• [Entries provided]
-=-=-

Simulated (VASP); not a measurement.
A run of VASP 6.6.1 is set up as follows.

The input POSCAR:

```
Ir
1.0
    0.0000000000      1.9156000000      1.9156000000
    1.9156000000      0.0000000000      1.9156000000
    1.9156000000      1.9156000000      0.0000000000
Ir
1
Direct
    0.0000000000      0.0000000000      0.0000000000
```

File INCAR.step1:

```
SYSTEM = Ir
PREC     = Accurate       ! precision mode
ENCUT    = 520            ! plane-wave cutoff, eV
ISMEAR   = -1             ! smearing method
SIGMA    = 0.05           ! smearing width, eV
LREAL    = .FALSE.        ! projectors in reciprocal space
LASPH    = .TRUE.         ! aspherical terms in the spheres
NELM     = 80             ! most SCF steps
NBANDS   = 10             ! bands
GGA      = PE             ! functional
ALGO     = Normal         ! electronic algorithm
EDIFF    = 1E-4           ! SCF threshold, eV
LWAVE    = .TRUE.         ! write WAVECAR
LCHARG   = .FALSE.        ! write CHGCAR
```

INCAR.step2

-=-=-

Your reply should consist of the records, copied exactly.

Simulated (VASP); not a measurement.
A run of VASP 6.6.1 is set up as follows.

The input POSCAR:

```
Ir
1.0
    0.0000000000      1.9156000000      1.9156000000
    1.9156000000      0.0000000000      1.9156000000
    1.9156000000      1.9156000000      0.0000000000
Ir
1
Direct
    0.0000000000      0.0000000000      0.0000000000
```

File INCAR.step1:

```
SYSTEM = Ir
PREC     = Accurate       ! precision mode
ENCUT    = 520            ! plane-wave cutoff, eV
ISMEAR   = -1             ! smearing method
SIGMA    = 0.05           ! smearing width, eV
LREAL    = .FALSE.        ! projectors in reciprocal space
LASPH    = .TRUE.         ! aspherical terms in the spheres
NELM     = 80             ! most SCF steps
NBANDS   = 10             ! bands
GGA      = PE             ! functional
ALGO     = Normal         ! electronic algorithm
EDIFF    = 1E-4           ! SCF threshold, eV
LWAVE    = .TRUE.         ! write WAVECAR
LCHARG   = .FALSE.        ! write CHGCAR
```

INCAR.step2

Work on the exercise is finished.